• **Provided material**
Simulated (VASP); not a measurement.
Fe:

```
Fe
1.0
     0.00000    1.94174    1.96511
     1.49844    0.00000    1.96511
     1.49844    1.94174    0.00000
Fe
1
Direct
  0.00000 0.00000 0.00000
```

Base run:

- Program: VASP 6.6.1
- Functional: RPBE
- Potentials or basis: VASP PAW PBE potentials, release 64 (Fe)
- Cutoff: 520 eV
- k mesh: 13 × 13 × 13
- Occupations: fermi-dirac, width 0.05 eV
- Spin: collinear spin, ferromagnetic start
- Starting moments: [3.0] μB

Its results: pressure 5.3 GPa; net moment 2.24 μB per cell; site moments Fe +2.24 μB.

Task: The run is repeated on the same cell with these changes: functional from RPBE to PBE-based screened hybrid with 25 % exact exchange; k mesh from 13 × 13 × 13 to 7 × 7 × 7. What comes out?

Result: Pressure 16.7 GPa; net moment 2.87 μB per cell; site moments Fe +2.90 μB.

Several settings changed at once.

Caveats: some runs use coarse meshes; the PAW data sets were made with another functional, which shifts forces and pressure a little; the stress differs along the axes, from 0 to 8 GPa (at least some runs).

• **Action item**
Going back to the entries above, set down exactly the lines that begin at the one with "Result: Pressure 16.7" and end at the one with "Several settings changed at once.", both included, and nothing else.

• **Worked solution**
Result: Pressure 16.7 GPa; net moment 2.87 μB per cell; site moments Fe +2.90 μB.

Several settings changed at once.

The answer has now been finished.